**Brief:**
From the line with "Hardware: 1 thread" through the line with "Task: Estimate the wall time of this run.", inclusive, return each line of the data below exactly and leave the rest out.

::: Source information

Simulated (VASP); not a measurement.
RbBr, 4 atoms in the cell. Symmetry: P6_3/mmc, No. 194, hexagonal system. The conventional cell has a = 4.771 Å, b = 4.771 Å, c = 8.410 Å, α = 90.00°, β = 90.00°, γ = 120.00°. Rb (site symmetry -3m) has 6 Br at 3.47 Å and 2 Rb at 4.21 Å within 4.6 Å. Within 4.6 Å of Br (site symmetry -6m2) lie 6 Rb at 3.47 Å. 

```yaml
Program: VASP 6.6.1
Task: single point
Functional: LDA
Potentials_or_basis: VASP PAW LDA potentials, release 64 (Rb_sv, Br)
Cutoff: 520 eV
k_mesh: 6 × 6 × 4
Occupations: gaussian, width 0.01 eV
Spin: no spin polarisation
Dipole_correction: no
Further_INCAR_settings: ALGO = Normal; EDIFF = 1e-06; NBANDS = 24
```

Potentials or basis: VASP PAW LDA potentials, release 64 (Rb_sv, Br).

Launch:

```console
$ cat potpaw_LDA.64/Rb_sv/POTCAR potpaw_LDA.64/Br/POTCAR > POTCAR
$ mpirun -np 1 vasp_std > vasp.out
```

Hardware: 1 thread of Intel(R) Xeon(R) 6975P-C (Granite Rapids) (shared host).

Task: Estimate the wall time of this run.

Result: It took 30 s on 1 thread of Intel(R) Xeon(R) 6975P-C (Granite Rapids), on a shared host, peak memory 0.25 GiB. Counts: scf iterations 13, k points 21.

::::::

**Your response:**
Hardware: 1 thread of Intel(R) Xeon(R) 6975P-C (Granite Rapids) (shared host).

Task: Estimate the wall time of this run.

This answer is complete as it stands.